> _RECORDS SUPPLIED_:
○ ○ ○ ○

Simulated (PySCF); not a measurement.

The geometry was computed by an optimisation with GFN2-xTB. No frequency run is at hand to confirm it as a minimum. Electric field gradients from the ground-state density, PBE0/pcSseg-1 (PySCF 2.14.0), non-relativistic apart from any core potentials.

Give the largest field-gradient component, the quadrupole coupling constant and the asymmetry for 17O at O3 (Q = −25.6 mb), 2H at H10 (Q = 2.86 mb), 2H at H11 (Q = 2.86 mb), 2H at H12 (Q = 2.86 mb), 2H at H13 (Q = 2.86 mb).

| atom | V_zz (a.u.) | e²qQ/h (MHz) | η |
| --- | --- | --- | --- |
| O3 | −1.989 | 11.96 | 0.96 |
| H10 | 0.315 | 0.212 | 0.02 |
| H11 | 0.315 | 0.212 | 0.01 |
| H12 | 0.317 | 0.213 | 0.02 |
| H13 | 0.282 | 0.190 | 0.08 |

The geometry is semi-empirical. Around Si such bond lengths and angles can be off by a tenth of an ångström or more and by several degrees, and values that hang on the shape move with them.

○ ○ ○ ○

> _ASSIGNED TASK_:
All of the records must be retyped exactly as they are.

> _RESPONSE_:
Simulated (PySCF); not a measurement.

The geometry was computed by an optimisation with GFN2-xTB. No frequency run is at hand to confirm it as a minimum. Electric field gradients from the ground-state density, PBE0/pcSseg-1 (PySCF 2.14.0), non-relativistic apart from any core potentials.

Give the largest field-gradient component, the quadrupole coupling constant and the asymmetry for 17O at O3 (Q = −25.6 mb), 2H at H10 (Q = 2.86 mb), 2H at H11 (Q = 2.86 mb), 2H at H12 (Q = 2.86 mb), 2H at H13 (Q = 2.86 mb).

| atom | V_zz (a.u.) | e²qQ/h (MHz) | η |
| --- | --- | --- | --- |
| O3 | −1.989 | 11.96 | 0.96 |
| H10 | 0.315 | 0.212 | 0.02 |
| H11 | 0.315 | 0.212 | 0.01 |
| H12 | 0.317 | 0.213 | 0.02 |
| H13 | 0.282 | 0.190 | 0.08 |

The geometry is semi-empirical. Around Si such bond lengths and angles can be off by a tenth of an ångström or more and by several degrees, and values that hang on the shape move with them.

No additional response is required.